Up to and including the line that contains "Settings: basis.ecutwfc = 420", reproduce every line exactly, beginning with the first line below.

[Opening Data for review section]
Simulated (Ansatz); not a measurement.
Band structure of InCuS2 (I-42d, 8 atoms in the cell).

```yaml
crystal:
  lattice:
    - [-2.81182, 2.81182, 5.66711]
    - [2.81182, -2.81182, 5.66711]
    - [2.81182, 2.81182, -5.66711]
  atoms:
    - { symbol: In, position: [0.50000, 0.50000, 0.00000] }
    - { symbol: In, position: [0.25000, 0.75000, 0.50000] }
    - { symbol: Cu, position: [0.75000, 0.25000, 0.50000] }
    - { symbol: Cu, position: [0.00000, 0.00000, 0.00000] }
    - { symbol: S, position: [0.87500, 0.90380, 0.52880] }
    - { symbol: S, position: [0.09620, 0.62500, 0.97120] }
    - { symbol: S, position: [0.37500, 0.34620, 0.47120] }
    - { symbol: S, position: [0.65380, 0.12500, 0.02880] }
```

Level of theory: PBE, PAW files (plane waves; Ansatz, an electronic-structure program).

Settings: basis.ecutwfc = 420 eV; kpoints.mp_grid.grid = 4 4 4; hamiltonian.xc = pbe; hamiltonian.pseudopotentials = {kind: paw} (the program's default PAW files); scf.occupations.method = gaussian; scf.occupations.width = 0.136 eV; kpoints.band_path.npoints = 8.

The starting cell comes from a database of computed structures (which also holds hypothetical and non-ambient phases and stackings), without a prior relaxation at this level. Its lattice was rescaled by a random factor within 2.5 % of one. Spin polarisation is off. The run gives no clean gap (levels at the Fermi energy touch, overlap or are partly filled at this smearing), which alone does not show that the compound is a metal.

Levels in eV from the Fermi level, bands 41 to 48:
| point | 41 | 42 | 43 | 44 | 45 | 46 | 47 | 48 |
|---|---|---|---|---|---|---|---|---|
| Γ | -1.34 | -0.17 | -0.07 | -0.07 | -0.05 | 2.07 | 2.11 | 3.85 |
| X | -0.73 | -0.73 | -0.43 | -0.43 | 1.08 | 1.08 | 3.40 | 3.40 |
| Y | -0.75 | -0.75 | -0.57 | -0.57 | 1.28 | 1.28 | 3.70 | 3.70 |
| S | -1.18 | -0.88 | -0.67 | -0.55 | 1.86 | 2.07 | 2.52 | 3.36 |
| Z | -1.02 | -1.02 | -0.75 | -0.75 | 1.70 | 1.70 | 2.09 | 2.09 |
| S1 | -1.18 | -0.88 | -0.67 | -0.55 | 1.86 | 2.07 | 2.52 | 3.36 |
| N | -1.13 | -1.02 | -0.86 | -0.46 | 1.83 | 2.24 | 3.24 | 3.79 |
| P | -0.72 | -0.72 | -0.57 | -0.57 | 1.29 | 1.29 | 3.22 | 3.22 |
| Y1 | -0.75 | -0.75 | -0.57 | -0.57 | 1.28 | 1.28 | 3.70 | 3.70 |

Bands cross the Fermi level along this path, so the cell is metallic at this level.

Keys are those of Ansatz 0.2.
[Closing Data for review section]

Task answer:
Simulated (Ansatz); not a measurement.
Band structure of InCuS2 (I-42d, 8 atoms in the cell).

```yaml
crystal:
  lattice:
    - [-2.81182, 2.81182, 5.66711]
    - [2.81182, -2.81182, 5.66711]
    - [2.81182, 2.81182, -5.66711]
  atoms:
    - { symbol: In, position: [0.50000, 0.50000, 0.00000] }
    - { symbol: In, position: [0.25000, 0.75000, 0.50000] }
    - { symbol: Cu, position: [0.75000, 0.25000, 0.50000] }
    - { symbol: Cu, position: [0.00000, 0.00000, 0.00000] }
    - { symbol: S, position: [0.87500, 0.90380, 0.52880] }
    - { symbol: S, position: [0.09620, 0.62500, 0.97120] }
    - { symbol: S, position: [0.37500, 0.34620, 0.47120] }
    - { symbol: S, position: [0.65380, 0.12500, 0.02880] }
```

Level of theory: PBE, PAW files (plane waves; Ansatz, an electronic-structure program).

Settings: basis.ecutwfc = 420 eV; kpoints.mp_grid.grid = 4 4 4; hamiltonian.xc = pbe; hamiltonian.pseudopotentials = {kind: paw} (the program's default PAW files); scf.occupations.method = gaussian; scf.occupations.width = 0.136 eV; kpoints.band_path.npoints = 8.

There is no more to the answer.